___ Record excerpts ___

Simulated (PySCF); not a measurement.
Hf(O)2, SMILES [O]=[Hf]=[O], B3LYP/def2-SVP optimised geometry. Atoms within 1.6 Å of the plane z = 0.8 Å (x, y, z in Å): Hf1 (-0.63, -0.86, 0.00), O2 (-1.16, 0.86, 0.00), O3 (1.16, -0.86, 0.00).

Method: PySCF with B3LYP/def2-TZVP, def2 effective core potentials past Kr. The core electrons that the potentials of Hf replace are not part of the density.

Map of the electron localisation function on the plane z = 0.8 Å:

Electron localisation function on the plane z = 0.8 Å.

___

### Task item
Take the entries above and write them out again unchanged.

### Exercise response
Simulated (PySCF); not a measurement.
Hf(O)2, SMILES [O]=[Hf]=[O], B3LYP/def2-SVP optimised geometry. Atoms within 1.6 Å of the plane z = 0.8 Å (x, y, z in Å): Hf1 (-0.63, -0.86, 0.00), O2 (-1.16, 0.86, 0.00), O3 (1.16, -0.86, 0.00).

Method: PySCF with B3LYP/def2-TZVP, def2 effective core potentials past Kr. The core electrons that the potentials of Hf replace are not part of the density.

Map of the electron localisation function on the plane z = 0.8 Å:

Electron localisation function on the plane z = 0.8 Å.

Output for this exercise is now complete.